*** Block opens ***

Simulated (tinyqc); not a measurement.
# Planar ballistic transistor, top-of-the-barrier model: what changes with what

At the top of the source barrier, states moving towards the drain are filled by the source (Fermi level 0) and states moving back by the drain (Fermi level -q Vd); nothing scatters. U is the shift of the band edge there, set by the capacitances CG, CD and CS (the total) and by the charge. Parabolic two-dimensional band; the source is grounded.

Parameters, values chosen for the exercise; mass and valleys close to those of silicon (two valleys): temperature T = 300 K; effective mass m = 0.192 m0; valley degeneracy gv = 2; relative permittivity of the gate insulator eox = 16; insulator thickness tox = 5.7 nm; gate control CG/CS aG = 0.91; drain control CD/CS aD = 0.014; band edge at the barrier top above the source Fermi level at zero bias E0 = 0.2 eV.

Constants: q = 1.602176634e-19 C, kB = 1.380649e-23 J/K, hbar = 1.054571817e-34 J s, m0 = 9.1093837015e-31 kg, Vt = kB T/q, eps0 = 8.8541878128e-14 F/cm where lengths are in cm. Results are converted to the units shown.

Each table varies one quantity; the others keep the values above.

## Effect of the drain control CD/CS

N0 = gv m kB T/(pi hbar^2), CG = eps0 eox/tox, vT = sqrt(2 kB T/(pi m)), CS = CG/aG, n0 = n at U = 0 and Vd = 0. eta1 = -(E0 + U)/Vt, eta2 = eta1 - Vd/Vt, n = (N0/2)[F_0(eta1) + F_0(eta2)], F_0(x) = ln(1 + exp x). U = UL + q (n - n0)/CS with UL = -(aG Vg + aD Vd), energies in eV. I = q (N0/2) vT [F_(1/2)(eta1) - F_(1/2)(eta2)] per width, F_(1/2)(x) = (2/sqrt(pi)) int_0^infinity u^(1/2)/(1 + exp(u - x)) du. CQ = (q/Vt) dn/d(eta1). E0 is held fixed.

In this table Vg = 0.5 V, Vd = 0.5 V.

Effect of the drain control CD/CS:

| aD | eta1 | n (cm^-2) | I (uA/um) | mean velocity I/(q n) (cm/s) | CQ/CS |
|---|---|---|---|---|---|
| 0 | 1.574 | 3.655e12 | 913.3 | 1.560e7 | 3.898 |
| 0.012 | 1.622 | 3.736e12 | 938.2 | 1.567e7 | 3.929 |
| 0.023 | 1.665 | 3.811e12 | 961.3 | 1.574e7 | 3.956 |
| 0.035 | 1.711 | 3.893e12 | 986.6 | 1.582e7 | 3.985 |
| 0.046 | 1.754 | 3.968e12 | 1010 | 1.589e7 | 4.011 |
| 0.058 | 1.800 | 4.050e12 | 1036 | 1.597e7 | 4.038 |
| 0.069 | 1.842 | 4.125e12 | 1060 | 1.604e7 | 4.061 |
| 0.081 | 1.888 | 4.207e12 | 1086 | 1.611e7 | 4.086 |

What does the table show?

*** Block closes ***

Both the line containing "(cm/s) | CQ/CS |" and the line containing "1.597e7 | 4.038 |" belong in the answer. Print them and every line above that falls between them exactly, and no others.

Answer area
| aD | eta1 | n (cm^-2) | I (uA/um) | mean velocity I/(q n) (cm/s) | CQ/CS |
|---|---|---|---|---|---|
| 0 | 1.574 | 3.655e12 | 913.3 | 1.560e7 | 3.898 |
| 0.012 | 1.622 | 3.736e12 | 938.2 | 1.567e7 | 3.929 |
| 0.023 | 1.665 | 3.811e12 | 961.3 | 1.574e7 | 3.956 |
| 0.035 | 1.711 | 3.893e12 | 986.6 | 1.582e7 | 3.985 |
| 0.046 | 1.754 | 3.968e12 | 1010 | 1.589e7 | 4.011 |
| 0.058 | 1.800 | 4.050e12 | 1036 | 1.597e7 | 4.038 |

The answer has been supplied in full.